------------------------

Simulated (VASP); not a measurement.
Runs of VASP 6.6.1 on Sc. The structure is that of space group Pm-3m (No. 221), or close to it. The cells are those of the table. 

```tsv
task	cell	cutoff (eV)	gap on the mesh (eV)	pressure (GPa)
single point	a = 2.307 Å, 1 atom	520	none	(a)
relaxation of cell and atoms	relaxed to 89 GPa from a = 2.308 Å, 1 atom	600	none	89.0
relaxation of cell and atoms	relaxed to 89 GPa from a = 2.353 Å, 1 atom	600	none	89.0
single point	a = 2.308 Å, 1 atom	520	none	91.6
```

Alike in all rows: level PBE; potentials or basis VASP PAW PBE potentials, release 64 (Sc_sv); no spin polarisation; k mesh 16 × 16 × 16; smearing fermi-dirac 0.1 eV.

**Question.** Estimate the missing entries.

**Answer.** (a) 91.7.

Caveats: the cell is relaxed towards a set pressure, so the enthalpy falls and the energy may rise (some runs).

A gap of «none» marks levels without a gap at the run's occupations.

------------------------

Every line from the start of the material above through the line that contains "Caveats: the cell" must be written out exactly, with both ends included.

Answer space:
Simulated (VASP); not a measurement.
Runs of VASP 6.6.1 on Sc. The structure is that of space group Pm-3m (No. 221), or close to it. The cells are those of the table. 

```tsv
task	cell	cutoff (eV)	gap on the mesh (eV)	pressure (GPa)
single point	a = 2.307 Å, 1 atom	520	none	(a)
relaxation of cell and atoms	relaxed to 89 GPa from a = 2.308 Å, 1 atom	600	none	89.0
relaxation of cell and atoms	relaxed to 89 GPa from a = 2.353 Å, 1 atom	600	none	89.0
single point	a = 2.308 Å, 1 atom	520	none	91.6
```

Alike in all rows: level PBE; potentials or basis VASP PAW PBE potentials, release 64 (Sc_sv); no spin polarisation; k mesh 16 × 16 × 16; smearing fermi-dirac 0.1 eV.

**Question.** Estimate the missing entries.

**Answer.** (a) 91.7.

Caveats: the cell is relaxed towards a set pressure, so the enthalpy falls and the energy may rise (some runs).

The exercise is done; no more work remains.